Write out again, exactly, the lines of the listing below from the first one through the one that contains "D) PBE0/def2-TZVPD", and no other lines.

- INFORMATION PROVIDED
________________________________________

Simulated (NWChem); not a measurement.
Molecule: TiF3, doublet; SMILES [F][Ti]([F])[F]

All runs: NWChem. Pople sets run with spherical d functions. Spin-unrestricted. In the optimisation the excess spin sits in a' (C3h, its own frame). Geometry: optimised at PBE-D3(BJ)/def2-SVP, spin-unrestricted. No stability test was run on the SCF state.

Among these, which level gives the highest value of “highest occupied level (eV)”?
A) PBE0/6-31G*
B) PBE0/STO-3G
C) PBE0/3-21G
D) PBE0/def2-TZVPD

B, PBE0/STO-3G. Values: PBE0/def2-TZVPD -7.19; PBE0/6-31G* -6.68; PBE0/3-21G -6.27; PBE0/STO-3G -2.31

________________________________________

- WRITTEN RESPONSE
Simulated (NWChem); not a measurement.
Molecule: TiF3, doublet; SMILES [F][Ti]([F])[F]

All runs: NWChem. Pople sets run with spherical d functions. Spin-unrestricted. In the optimisation the excess spin sits in a' (C3h, its own frame). Geometry: optimised at PBE-D3(BJ)/def2-SVP, spin-unrestricted. No stability test was run on the SCF state.

Among these, which level gives the highest value of “highest occupied level (eV)”?
A) PBE0/6-31G*
B) PBE0/STO-3G
C) PBE0/3-21G
D) PBE0/def2-TZVPD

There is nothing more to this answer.